Activity:
Repeat exactly, and only, the lines below starting at the line that contains "release 64 (Al, N)" and ending at the line that contains "gap 7.07 eV)", inclusive of both.

Dataset entries:
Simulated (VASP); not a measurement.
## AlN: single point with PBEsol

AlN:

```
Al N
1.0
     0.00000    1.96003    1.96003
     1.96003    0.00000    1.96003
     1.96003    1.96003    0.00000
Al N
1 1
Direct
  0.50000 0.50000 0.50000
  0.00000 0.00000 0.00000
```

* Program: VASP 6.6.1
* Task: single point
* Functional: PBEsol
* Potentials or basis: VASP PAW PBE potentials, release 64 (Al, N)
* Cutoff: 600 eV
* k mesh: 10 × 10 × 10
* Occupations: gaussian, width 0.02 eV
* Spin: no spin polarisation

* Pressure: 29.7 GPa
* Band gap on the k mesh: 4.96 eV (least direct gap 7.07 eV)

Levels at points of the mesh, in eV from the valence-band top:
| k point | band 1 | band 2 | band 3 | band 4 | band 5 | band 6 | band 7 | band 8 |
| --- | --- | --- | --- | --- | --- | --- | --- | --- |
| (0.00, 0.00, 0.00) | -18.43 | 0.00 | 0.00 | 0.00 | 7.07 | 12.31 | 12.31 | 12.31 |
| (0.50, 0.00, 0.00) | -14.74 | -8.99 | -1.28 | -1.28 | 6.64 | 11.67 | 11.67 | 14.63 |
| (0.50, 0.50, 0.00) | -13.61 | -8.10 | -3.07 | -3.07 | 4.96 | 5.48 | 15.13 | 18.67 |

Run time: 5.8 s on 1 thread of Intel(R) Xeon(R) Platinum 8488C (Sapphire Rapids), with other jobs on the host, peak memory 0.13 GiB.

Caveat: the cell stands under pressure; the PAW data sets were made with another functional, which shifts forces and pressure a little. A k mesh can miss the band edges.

Expected answer:
* Potentials or basis: VASP PAW PBE potentials, release 64 (Al, N)
* Cutoff: 600 eV
* k mesh: 10 × 10 × 10
* Occupations: gaussian, width 0.02 eV
* Spin: no spin polarisation

* Pressure: 29.7 GPa
* Band gap on the k mesh: 4.96 eV (least direct gap 7.07 eV)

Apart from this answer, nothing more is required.